◆ Work request ◆
Write every record out again exactly as shown below.

++++ Study material

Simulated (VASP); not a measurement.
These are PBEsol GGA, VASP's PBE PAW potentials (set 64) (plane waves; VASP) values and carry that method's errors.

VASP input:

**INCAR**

++++++++

◆ Exercise solution ◆
Simulated (VASP); not a measurement.
These are PBEsol GGA, VASP's PBE PAW potentials (set 64) (plane waves; VASP) values and carry that method's errors.

VASP input:

**INCAR**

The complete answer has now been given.